• Supplied data
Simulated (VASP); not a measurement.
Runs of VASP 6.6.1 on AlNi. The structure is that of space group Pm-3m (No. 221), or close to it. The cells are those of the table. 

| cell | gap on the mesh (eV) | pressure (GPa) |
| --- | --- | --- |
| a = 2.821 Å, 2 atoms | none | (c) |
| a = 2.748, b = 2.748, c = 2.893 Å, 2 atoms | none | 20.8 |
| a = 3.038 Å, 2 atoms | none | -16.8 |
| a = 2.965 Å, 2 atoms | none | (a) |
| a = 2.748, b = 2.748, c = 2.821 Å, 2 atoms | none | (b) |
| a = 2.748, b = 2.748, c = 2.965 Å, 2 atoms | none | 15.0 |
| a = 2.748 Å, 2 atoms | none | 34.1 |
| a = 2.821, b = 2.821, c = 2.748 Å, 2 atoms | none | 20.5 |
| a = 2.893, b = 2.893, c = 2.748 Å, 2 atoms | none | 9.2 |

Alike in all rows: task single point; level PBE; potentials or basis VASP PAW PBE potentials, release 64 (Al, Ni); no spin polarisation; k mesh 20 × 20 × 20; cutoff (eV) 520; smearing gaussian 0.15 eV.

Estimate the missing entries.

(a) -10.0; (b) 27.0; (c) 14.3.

• Requirement
The output should be exactly the lines above from the line containing "none | 20.8 |" to the line containing "none | 9.2 |", inclusive, with no other lines.

• Written reply
| a = 2.748, b = 2.748, c = 2.893 Å, 2 atoms | none | 20.8 |
| a = 3.038 Å, 2 atoms | none | -16.8 |
| a = 2.965 Å, 2 atoms | none | (a) |
| a = 2.748, b = 2.748, c = 2.821 Å, 2 atoms | none | (b) |
| a = 2.748, b = 2.748, c = 2.965 Å, 2 atoms | none | 15.0 |
| a = 2.748 Å, 2 atoms | none | 34.1 |
| a = 2.821, b = 2.821, c = 2.748 Å, 2 atoms | none | 20.5 |
| a = 2.893, b = 2.893, c = 2.748 Å, 2 atoms | none | 9.2 |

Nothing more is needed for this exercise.